Assigned task:
The entries should be given again in full. Alter nothing.

====

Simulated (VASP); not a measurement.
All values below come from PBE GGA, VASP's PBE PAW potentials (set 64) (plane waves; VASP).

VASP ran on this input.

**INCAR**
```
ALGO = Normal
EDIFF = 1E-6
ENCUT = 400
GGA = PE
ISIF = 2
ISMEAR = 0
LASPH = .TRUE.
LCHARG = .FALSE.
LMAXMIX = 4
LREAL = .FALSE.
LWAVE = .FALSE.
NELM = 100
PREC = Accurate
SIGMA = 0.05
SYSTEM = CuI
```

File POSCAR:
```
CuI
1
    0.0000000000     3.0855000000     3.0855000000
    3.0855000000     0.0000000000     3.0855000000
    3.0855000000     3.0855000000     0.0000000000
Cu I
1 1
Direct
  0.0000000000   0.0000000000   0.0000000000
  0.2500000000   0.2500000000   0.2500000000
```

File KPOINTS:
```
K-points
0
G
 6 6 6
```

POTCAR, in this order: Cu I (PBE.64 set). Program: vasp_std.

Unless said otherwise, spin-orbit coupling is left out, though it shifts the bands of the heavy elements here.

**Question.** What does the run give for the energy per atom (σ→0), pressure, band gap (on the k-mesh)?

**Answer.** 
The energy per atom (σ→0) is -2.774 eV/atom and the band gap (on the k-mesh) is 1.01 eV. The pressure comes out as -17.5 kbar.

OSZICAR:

====

Solution:
Simulated (VASP); not a measurement.
All values below come from PBE GGA, VASP's PBE PAW potentials (set 64) (plane waves; VASP).

VASP ran on this input.

**INCAR**
```
ALGO = Normal
EDIFF = 1E-6
ENCUT = 400
GGA = PE
ISIF = 2
ISMEAR = 0
LASPH = .TRUE.
LCHARG = .FALSE.
LMAXMIX = 4
LREAL = .FALSE.
LWAVE = .FALSE.
NELM = 100
PREC = Accurate
SIGMA = 0.05
SYSTEM = CuI
```

File POSCAR:
```
CuI
1
    0.0000000000     3.0855000000     3.0855000000
    3.0855000000     0.0000000000     3.0855000000
    3.0855000000     3.0855000000     0.0000000000
Cu I
1 1
Direct
  0.0000000000   0.0000000000   0.0000000000
  0.2500000000   0.2500000000   0.2500000000
```

File KPOINTS:
```
K-points
0
G
 6 6 6
```

POTCAR, in this order: Cu I (PBE.64 set). Program: vasp_std.

Unless said otherwise, spin-orbit coupling is left out, though it shifts the bands of the heavy elements here.

**Question.** What does the run give for the energy per atom (σ→0), pressure, band gap (on the k-mesh)?

**Answer.** 
The energy per atom (σ→0) is -2.774 eV/atom and the band gap (on the k-mesh) is 1.01 eV. The pressure comes out as -17.5 kbar.

OSZICAR:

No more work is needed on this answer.